**Task item:**
The lines from the start of the records through the one containing "Q: Estimate the wall time of this run." are to be restated word for word; please include both ends.

**Recorded information:**

Start of Block

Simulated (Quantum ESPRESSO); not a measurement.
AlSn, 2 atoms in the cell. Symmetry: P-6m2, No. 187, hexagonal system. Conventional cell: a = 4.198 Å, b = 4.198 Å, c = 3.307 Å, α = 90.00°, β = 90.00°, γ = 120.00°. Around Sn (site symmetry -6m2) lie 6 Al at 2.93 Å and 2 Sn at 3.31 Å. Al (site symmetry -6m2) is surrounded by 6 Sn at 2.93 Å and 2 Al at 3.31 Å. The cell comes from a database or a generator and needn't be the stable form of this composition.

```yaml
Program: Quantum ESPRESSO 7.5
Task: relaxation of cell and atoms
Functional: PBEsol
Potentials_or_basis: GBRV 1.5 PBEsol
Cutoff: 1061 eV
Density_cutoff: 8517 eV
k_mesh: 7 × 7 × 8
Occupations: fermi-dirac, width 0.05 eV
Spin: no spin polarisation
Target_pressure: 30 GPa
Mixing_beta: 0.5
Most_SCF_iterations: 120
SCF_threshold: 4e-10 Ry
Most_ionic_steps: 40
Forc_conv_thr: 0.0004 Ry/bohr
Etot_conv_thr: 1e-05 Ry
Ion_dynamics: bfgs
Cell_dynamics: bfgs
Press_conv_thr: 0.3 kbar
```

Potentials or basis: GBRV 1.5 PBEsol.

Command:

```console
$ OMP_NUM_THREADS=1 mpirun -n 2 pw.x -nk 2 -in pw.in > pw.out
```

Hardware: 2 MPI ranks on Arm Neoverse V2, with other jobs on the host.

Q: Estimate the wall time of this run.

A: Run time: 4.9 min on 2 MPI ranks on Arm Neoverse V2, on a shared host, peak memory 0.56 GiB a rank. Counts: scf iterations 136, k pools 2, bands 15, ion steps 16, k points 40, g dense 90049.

End of Block

**Task result:**
Simulated (Quantum ESPRESSO); not a measurement.
AlSn, 2 atoms in the cell. Symmetry: P-6m2, No. 187, hexagonal system. Conventional cell: a = 4.198 Å, b = 4.198 Å, c = 3.307 Å, α = 90.00°, β = 90.00°, γ = 120.00°. Around Sn (site symmetry -6m2) lie 6 Al at 2.93 Å and 2 Sn at 3.31 Å. Al (site symmetry -6m2) is surrounded by 6 Sn at 2.93 Å and 2 Al at 3.31 Å. The cell comes from a database or a generator and needn't be the stable form of this composition.

```yaml
Program: Quantum ESPRESSO 7.5
Task: relaxation of cell and atoms
Functional: PBEsol
Potentials_or_basis: GBRV 1.5 PBEsol
Cutoff: 1061 eV
Density_cutoff: 8517 eV
k_mesh: 7 × 7 × 8
Occupations: fermi-dirac, width 0.05 eV
Spin: no spin polarisation
Target_pressure: 30 GPa
Mixing_beta: 0.5
Most_SCF_iterations: 120
SCF_threshold: 4e-10 Ry
Most_ionic_steps: 40
Forc_conv_thr: 0.0004 Ry/bohr
Etot_conv_thr: 1e-05 Ry
Ion_dynamics: bfgs
Cell_dynamics: bfgs
Press_conv_thr: 0.3 kbar
```

Potentials or basis: GBRV 1.5 PBEsol.

Command:

```console
$ OMP_NUM_THREADS=1 mpirun -n 2 pw.x -nk 2 -in pw.in > pw.out
```

Hardware: 2 MPI ranks on Arm Neoverse V2, with other jobs on the host.

Q: Estimate the wall time of this run.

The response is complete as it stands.